#### [Activity]
Write out every record below exactly as it appears.

#### [Exercise data]
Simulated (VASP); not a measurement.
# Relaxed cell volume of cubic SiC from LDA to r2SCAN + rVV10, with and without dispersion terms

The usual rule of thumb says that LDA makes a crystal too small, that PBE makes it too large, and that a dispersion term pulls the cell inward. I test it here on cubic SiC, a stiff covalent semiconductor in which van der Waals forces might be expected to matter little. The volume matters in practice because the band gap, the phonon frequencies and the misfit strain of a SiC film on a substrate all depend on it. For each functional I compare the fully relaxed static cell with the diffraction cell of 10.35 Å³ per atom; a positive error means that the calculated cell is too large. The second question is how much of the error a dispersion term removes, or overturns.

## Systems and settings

#### [Task solution]
Simulated (VASP); not a measurement.
# Relaxed cell volume of cubic SiC from LDA to r2SCAN + rVV10, with and without dispersion terms

The usual rule of thumb says that LDA makes a crystal too small, that PBE makes it too large, and that a dispersion term pulls the cell inward. I test it here on cubic SiC, a stiff covalent semiconductor in which van der Waals forces might be expected to matter little. The volume matters in practice because the band gap, the phonon frequencies and the misfit strain of a SiC film on a substrate all depend on it. For each functional I compare the fully relaxed static cell with the diffraction cell of 10.35 Å³ per atom; a positive error means that the calculated cell is too large. The second question is how much of the error a dispersion term removes, or overturns.

## Systems and settings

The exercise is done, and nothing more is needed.